Work task: Please take the entries below from the first line through the line containing "### 2 Relaxing the molecule with GFN2-xTB" and repeat them exactly, leaving out everything after.

Source data:
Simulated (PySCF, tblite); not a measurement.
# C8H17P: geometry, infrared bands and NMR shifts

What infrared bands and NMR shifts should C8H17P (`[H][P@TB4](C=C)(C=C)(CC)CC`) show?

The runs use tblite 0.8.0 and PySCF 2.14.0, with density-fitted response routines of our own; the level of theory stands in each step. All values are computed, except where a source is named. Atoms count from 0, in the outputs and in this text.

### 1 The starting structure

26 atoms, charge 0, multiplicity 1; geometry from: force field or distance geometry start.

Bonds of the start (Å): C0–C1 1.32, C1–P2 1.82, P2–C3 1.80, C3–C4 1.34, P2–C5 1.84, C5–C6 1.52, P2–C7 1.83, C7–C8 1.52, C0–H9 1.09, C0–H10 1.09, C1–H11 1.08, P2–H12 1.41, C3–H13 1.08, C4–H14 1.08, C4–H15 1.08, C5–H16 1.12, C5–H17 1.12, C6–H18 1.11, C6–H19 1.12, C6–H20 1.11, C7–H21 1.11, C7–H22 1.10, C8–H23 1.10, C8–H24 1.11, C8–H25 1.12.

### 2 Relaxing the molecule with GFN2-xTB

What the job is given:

Result:
Simulated (PySCF, tblite); not a measurement.
# C8H17P: geometry, infrared bands and NMR shifts

What infrared bands and NMR shifts should C8H17P (`[H][P@TB4](C=C)(C=C)(CC)CC`) show?

The runs use tblite 0.8.0 and PySCF 2.14.0, with density-fitted response routines of our own; the level of theory stands in each step. All values are computed, except where a source is named. Atoms count from 0, in the outputs and in this text.

### 1 The starting structure

26 atoms, charge 0, multiplicity 1; geometry from: force field or distance geometry start.

Bonds of the start (Å): C0–C1 1.32, C1–P2 1.82, P2–C3 1.80, C3–C4 1.34, P2–C5 1.84, C5–C6 1.52, P2–C7 1.83, C7–C8 1.52, C0–H9 1.09, C0–H10 1.09, C1–H11 1.08, P2–H12 1.41, C3–H13 1.08, C4–H14 1.08, C4–H15 1.08, C5–H16 1.12, C5–H17 1.12, C6–H18 1.11, C6–H19 1.12, C6–H20 1.11, C7–H21 1.11, C7–H22 1.10, C8–H23 1.10, C8–H24 1.11, C8–H25 1.12.

### 2 Relaxing the molecule with GFN2-xTB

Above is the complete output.